** Record excerpts follows **
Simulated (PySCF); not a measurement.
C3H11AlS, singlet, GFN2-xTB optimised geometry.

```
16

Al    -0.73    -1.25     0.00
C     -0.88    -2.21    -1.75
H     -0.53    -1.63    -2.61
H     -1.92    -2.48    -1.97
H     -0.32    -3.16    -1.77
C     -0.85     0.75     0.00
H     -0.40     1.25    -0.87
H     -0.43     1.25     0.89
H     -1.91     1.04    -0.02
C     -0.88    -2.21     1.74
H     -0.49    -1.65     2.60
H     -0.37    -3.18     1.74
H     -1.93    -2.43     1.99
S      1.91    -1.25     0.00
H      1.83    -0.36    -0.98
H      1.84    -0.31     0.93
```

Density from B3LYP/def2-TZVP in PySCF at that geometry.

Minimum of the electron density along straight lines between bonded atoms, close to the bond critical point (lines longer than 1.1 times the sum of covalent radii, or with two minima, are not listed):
** End of Record excerpts **

There is a line with "C3H11AlS, singlet, GFN2-xTB" and a line with "Density from B3LYP/def2-TZVP" above. Copy exactly those two lines and all lines between them, with nothing else.

C3H11AlS, singlet, GFN2-xTB optimised geometry.

```
16

Al    -0.73    -1.25     0.00
C     -0.88    -2.21    -1.75
H     -0.53    -1.63    -2.61
H     -1.92    -2.48    -1.97
H     -0.32    -3.16    -1.77
C     -0.85     0.75     0.00
H     -0.40     1.25    -0.87
H     -0.43     1.25     0.89
H     -1.91     1.04    -0.02
C     -0.88    -2.21     1.74
H     -0.49    -1.65     2.60
H     -0.37    -3.18     1.74
H     -1.93    -2.43     1.99
S      1.91    -1.25     0.00
H      1.83    -0.36    -0.98
H      1.84    -0.31     0.93
```

Density from B3LYP/def2-TZVP in PySCF at that geometry.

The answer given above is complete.